════

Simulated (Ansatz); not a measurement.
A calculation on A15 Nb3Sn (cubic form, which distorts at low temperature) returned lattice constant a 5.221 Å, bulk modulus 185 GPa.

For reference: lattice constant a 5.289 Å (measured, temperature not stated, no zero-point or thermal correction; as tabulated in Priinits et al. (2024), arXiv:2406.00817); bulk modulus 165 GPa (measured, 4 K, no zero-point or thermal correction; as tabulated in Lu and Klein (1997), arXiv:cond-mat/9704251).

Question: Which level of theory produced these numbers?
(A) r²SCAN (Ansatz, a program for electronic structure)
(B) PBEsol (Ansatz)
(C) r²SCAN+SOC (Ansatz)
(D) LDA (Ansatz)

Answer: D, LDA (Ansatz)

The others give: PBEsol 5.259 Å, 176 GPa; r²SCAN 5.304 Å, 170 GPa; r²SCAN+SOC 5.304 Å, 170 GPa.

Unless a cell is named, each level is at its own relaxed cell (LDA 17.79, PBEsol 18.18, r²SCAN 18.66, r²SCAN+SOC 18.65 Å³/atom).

════

• [ASSIGNMENT]:
For each line shown above, write an exact copy.

• [EXERCISE OUTPUT]:
Simulated (Ansatz); not a measurement.
A calculation on A15 Nb3Sn (cubic form, which distorts at low temperature) returned lattice constant a 5.221 Å, bulk modulus 185 GPa.

For reference: lattice constant a 5.289 Å (measured, temperature not stated, no zero-point or thermal correction; as tabulated in Priinits et al. (2024), arXiv:2406.00817); bulk modulus 165 GPa (measured, 4 K, no zero-point or thermal correction; as tabulated in Lu and Klein (1997), arXiv:cond-mat/9704251).

Question: Which level of theory produced these numbers?
(A) r²SCAN (Ansatz, a program for electronic structure)
(B) PBEsol (Ansatz)
(C) r²SCAN+SOC (Ansatz)
(D) LDA (Ansatz)

Answer: D, LDA (Ansatz)

The others give: PBEsol 5.259 Å, 176 GPa; r²SCAN 5.304 Å, 170 GPa; r²SCAN+SOC 5.304 Å, 170 GPa.

Unless a cell is named, each level is at its own relaxed cell (LDA 17.79, PBEsol 18.18, r²SCAN 18.66, r²SCAN+SOC 18.65 Å³/atom).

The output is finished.